ENTRIES SUPPLIED:
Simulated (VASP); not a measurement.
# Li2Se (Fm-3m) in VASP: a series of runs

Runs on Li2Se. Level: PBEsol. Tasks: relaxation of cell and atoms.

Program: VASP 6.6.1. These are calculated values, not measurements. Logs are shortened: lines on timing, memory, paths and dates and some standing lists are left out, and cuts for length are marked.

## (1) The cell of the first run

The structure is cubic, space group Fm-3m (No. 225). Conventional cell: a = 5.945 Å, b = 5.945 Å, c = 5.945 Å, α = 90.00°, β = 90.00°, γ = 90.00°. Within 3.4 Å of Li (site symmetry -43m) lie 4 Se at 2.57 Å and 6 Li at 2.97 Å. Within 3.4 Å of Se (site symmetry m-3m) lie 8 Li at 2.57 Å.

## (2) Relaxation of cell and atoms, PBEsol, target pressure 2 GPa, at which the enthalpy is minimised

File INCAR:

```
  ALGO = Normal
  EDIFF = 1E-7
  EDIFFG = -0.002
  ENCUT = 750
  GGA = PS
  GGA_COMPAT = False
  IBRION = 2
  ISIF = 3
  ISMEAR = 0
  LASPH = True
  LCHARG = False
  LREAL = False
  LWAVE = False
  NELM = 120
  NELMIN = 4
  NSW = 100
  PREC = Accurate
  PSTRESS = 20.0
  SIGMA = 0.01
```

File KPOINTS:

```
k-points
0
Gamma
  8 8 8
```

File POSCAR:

WORK REQUEST:
All the records above need to be set down again exactly as they were given.

EXERCISE ANSWER:
Simulated (VASP); not a measurement.
# Li2Se (Fm-3m) in VASP: a series of runs

Runs on Li2Se. Level: PBEsol. Tasks: relaxation of cell and atoms.

Program: VASP 6.6.1. These are calculated values, not measurements. Logs are shortened: lines on timing, memory, paths and dates and some standing lists are left out, and cuts for length are marked.

## (1) The cell of the first run

The structure is cubic, space group Fm-3m (No. 225). Conventional cell: a = 5.945 Å, b = 5.945 Å, c = 5.945 Å, α = 90.00°, β = 90.00°, γ = 90.00°. Within 3.4 Å of Li (site symmetry -43m) lie 4 Se at 2.57 Å and 6 Li at 2.97 Å. Within 3.4 Å of Se (site symmetry m-3m) lie 8 Li at 2.57 Å.

## (2) Relaxation of cell and atoms, PBEsol, target pressure 2 GPa, at which the enthalpy is minimised

File INCAR:

```
  ALGO = Normal
  EDIFF = 1E-7
  EDIFFG = -0.002
  ENCUT = 750
  GGA = PS
  GGA_COMPAT = False
  IBRION = 2
  ISIF = 3
  ISMEAR = 0
  LASPH = True
  LCHARG = False
  LREAL = False
  LWAVE = False
  NELM = 120
  NELMIN = 4
  NSW = 100
  PREC = Accurate
  PSTRESS = 20.0
  SIGMA = 0.01
```

File KPOINTS:

```
k-points
0
Gamma
  8 8 8
```

File POSCAR:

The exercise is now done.